==== Records provided ====
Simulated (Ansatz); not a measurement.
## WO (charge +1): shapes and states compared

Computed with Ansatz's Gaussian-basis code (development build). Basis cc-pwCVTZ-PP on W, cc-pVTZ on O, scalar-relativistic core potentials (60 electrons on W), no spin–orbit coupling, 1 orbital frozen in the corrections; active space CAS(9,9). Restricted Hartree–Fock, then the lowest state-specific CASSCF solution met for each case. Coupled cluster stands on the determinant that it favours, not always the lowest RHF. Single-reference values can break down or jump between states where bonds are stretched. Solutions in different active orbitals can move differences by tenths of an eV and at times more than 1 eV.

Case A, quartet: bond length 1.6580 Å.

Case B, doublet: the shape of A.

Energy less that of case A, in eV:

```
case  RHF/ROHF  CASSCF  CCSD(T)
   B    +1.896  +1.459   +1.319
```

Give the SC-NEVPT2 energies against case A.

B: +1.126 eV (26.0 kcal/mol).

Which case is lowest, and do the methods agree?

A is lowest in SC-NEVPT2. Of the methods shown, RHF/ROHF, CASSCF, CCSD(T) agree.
====

Give again, word for word, the lines of the listing, starting at its first line and ending with the line containing "Which case is".

▶ _Answer space_
Simulated (Ansatz); not a measurement.
## WO (charge +1): shapes and states compared

Computed with Ansatz's Gaussian-basis code (development build). Basis cc-pwCVTZ-PP on W, cc-pVTZ on O, scalar-relativistic core potentials (60 electrons on W), no spin–orbit coupling, 1 orbital frozen in the corrections; active space CAS(9,9). Restricted Hartree–Fock, then the lowest state-specific CASSCF solution met for each case. Coupled cluster stands on the determinant that it favours, not always the lowest RHF. Single-reference values can break down or jump between states where bonds are stretched. Solutions in different active orbitals can move differences by tenths of an eV and at times more than 1 eV.

Case A, quartet: bond length 1.6580 Å.

Case B, doublet: the shape of A.

Energy less that of case A, in eV:

```
case  RHF/ROHF  CASSCF  CCSD(T)
   B    +1.896  +1.459   +1.319
```

Give the SC-NEVPT2 energies against case A.

B: +1.126 eV (26.0 kcal/mol).

Which case is lowest, and do the methods agree?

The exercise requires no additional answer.